◆ **WORK ITEM**:
I need the lines below from the one with "0.00 | 0.11480 |" down to the one with "-172.93 | 0.00004 |" reproduced exactly, both ends included, and nothing else.

◆ **SUPPLIED RECORDS**:
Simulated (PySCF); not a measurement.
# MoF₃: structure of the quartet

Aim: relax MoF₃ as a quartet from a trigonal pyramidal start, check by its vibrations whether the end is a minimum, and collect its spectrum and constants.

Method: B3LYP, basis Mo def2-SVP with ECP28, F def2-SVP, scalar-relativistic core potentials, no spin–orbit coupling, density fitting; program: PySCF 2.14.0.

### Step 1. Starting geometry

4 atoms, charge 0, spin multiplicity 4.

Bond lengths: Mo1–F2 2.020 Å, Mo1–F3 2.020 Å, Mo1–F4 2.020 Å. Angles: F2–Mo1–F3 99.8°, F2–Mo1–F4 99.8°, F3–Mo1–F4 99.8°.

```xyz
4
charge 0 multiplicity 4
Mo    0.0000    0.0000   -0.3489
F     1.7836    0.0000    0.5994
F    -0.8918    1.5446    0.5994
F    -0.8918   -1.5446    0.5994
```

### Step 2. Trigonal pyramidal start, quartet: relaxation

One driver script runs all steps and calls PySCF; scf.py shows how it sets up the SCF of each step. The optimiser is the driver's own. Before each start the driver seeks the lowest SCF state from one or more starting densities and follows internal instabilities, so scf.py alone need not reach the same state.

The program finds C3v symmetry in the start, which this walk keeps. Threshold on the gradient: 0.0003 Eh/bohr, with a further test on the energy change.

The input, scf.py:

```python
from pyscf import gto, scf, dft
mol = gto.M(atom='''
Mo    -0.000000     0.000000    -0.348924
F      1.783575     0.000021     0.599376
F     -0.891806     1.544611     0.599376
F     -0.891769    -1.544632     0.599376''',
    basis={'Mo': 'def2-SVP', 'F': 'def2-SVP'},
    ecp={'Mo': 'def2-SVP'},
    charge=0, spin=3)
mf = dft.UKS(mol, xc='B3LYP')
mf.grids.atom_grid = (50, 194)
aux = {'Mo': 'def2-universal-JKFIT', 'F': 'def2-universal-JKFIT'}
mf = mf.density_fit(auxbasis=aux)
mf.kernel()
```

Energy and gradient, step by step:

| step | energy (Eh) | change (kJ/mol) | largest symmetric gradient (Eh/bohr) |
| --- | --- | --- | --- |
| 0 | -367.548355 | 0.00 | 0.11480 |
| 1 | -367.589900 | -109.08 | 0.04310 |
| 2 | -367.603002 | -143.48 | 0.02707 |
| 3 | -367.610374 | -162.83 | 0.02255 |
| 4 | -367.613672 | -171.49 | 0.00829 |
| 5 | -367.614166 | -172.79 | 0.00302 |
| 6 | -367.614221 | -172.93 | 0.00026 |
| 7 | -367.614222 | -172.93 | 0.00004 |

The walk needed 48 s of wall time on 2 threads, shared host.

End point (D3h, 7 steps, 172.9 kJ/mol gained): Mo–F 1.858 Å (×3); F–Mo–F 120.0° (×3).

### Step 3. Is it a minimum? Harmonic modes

◆ **WRITTEN SOLUTION**:
| 0 | -367.548355 | 0.00 | 0.11480 |
| 1 | -367.589900 | -109.08 | 0.04310 |
| 2 | -367.603002 | -143.48 | 0.02707 |
| 3 | -367.610374 | -162.83 | 0.02255 |
| 4 | -367.613672 | -171.49 | 0.00829 |
| 5 | -367.614166 | -172.79 | 0.00302 |
| 6 | -367.614221 | -172.93 | 0.00026 |
| 7 | -367.614222 | -172.93 | 0.00004 |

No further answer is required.